:: Assigned task ::
Retype the whole listing that follows so that it matches the original exactly.

:: Excerpted data ::
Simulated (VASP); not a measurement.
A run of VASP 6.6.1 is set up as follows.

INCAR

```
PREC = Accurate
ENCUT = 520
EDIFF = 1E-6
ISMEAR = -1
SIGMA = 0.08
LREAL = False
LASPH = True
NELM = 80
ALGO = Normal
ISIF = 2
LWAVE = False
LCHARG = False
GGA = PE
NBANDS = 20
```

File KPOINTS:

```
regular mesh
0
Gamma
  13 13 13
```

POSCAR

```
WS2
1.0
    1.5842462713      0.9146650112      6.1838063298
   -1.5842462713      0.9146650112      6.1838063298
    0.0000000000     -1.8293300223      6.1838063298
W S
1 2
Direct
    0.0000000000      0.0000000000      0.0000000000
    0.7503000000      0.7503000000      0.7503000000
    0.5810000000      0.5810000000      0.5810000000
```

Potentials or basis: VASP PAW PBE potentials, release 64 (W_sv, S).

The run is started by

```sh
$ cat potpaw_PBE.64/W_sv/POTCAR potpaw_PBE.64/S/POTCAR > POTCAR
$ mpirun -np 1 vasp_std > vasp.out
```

:: Task result ::
Simulated (VASP); not a measurement.
A run of VASP 6.6.1 is set up as follows.

INCAR

```
PREC = Accurate
ENCUT = 520
EDIFF = 1E-6
ISMEAR = -1
SIGMA = 0.08
LREAL = False
LASPH = True
NELM = 80
ALGO = Normal
ISIF = 2
LWAVE = False
LCHARG = False
GGA = PE
NBANDS = 20
```

File KPOINTS:

```
regular mesh
0
Gamma
  13 13 13
```

POSCAR

```
WS2
1.0
    1.5842462713      0.9146650112      6.1838063298
   -1.5842462713      0.9146650112      6.1838063298
    0.0000000000     -1.8293300223      6.1838063298
W S
1 2
Direct
    0.0000000000      0.0000000000      0.0000000000
    0.7503000000      0.7503000000      0.7503000000
    0.5810000000      0.5810000000      0.5810000000
```

Potentials or basis: VASP PAW PBE potentials, release 64 (W_sv, S).

The run is started by

```sh
$ cat potpaw_PBE.64/W_sv/POTCAR potpaw_PBE.64/S/POTCAR > POTCAR
$ mpirun -np 1 vasp_std > vasp.out
```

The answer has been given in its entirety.